Requirement: Nothing should be output except the lines from the top of the material below through the line that contains "General positions of", each exactly as written.

Given entries:
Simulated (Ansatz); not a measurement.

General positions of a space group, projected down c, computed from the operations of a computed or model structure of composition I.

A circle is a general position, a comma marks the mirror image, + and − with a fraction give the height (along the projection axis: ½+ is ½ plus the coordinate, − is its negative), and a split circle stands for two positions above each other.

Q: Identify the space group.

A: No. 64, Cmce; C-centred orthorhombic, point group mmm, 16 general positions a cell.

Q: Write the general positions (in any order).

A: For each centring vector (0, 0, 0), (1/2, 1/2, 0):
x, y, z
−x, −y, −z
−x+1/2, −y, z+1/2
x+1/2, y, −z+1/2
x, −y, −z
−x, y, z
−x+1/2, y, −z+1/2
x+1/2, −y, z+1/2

Answer space:
Simulated (Ansatz); not a measurement.

General positions of a space group, projected down c, computed from the operations of a computed or model structure of composition I.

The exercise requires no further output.